→ Work item
What appears from the first line of the records below through the line containing "D. functional from" must be reproduced verbatim.

→ Stored data
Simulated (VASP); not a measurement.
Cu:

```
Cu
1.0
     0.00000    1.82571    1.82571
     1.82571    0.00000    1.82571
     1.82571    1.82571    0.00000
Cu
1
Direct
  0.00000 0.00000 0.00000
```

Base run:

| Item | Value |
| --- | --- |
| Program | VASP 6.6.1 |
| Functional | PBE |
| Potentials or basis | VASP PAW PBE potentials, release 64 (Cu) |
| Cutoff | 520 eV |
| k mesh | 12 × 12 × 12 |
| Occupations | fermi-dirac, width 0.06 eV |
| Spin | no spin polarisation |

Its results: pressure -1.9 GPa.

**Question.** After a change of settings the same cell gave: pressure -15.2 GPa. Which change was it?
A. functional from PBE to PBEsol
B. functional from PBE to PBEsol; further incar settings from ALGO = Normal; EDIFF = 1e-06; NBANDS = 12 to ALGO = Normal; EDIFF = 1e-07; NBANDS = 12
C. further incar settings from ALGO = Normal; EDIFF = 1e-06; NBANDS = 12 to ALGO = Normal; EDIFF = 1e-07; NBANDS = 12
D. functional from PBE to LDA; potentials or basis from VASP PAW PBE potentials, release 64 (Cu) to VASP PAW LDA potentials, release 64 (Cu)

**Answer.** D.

→ Written response
Simulated (VASP); not a measurement.
Cu:

```
Cu
1.0
     0.00000    1.82571    1.82571
     1.82571    0.00000    1.82571
     1.82571    1.82571    0.00000
Cu
1
Direct
  0.00000 0.00000 0.00000
```

Base run:

| Item | Value |
| --- | --- |
| Program | VASP 6.6.1 |
| Functional | PBE |
| Potentials or basis | VASP PAW PBE potentials, release 64 (Cu) |
| Cutoff | 520 eV |
| k mesh | 12 × 12 × 12 |
| Occupations | fermi-dirac, width 0.06 eV |
| Spin | no spin polarisation |

Its results: pressure -1.9 GPa.

**Question.** After a change of settings the same cell gave: pressure -15.2 GPa. Which change was it?
A. functional from PBE to PBEsol
B. functional from PBE to PBEsol; further incar settings from ALGO = Normal; EDIFF = 1e-06; NBANDS = 12 to ALGO = Normal; EDIFF = 1e-07; NBANDS = 12
C. further incar settings from ALGO = Normal; EDIFF = 1e-06; NBANDS = 12 to ALGO = Normal; EDIFF = 1e-07; NBANDS = 12
D. functional from PBE to LDA; potentials or basis from VASP PAW PBE potentials, release 64 (Cu) to VASP PAW LDA potentials, release 64 (Cu)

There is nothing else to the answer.